# Requirement
Could you write out the opening lines of the data, word for word, stopping after the line that contains "The runs use"?

Start of Block

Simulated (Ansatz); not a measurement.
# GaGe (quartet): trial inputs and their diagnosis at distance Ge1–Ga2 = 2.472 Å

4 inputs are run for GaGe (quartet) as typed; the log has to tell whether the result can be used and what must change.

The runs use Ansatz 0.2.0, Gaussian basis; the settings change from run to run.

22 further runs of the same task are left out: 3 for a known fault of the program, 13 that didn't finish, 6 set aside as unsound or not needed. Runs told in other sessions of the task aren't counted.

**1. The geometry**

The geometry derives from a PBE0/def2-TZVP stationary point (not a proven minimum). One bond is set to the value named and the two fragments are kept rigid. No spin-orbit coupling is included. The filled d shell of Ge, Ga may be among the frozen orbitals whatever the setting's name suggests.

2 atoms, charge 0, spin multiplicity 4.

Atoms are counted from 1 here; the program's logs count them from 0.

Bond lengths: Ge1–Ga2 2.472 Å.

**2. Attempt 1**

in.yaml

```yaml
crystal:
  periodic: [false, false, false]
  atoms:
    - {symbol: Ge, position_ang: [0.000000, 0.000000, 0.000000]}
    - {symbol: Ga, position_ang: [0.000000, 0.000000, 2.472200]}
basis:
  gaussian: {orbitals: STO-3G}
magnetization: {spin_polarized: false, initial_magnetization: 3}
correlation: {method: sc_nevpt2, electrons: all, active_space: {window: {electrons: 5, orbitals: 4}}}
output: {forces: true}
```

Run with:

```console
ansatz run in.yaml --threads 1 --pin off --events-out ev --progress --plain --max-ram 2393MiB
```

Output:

End of Block

# Answer box
Simulated (Ansatz); not a measurement.
# GaGe (quartet): trial inputs and their diagnosis at distance Ge1–Ga2 = 2.472 Å

4 inputs are run for GaGe (quartet) as typed; the log has to tell whether the result can be used and what must change.

The runs use Ansatz 0.2.0, Gaussian basis; the settings change from run to run.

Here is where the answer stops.